I need all the entries repeated exactly as written.

========================================

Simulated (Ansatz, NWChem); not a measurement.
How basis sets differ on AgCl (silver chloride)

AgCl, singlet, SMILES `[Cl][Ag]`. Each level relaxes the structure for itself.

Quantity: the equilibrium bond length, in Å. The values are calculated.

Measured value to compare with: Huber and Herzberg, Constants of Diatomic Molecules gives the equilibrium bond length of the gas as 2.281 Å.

========================================

■ Written reply
Simulated (Ansatz, NWChem); not a measurement.
How basis sets differ on AgCl (silver chloride)

AgCl, singlet, SMILES `[Cl][Ag]`. Each level relaxes the structure for itself.

Quantity: the equilibrium bond length, in Å. The values are calculated.

Measured value to compare with: Huber and Herzberg, Constants of Diatomic Molecules gives the equilibrium bond length of the gas as 2.281 Å.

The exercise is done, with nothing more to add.